========

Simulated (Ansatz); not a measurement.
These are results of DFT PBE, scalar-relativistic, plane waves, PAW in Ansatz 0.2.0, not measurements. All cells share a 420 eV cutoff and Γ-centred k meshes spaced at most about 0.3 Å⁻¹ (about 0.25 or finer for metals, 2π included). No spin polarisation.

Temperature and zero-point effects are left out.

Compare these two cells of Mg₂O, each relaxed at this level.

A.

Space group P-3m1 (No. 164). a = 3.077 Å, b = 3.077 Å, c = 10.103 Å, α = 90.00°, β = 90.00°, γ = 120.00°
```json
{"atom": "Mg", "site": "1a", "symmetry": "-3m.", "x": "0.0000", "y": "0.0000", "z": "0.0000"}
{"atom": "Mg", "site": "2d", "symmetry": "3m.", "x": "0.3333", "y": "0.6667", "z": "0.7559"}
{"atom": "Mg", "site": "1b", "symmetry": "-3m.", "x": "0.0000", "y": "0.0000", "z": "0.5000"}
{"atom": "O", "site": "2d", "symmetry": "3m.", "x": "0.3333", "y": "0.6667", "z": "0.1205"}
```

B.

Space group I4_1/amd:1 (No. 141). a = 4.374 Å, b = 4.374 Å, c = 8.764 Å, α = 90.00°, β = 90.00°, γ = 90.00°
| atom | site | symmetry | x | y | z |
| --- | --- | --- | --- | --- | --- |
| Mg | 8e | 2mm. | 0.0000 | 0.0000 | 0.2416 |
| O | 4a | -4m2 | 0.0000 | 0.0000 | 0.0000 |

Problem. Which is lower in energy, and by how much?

========

> ASSIGNED TASK
Copy the lines above exactly, beginning at the line that has "0.0000 | 0.2416 |" and stopping after the line that has "0.0000 | 0.0000 | 0.0000 |", and omit the rest.

> WRITTEN REPLY
| Mg | 8e | 2mm. | 0.0000 | 0.0000 | 0.2416 |
| O | 4a | -4m2 | 0.0000 | 0.0000 | 0.0000 |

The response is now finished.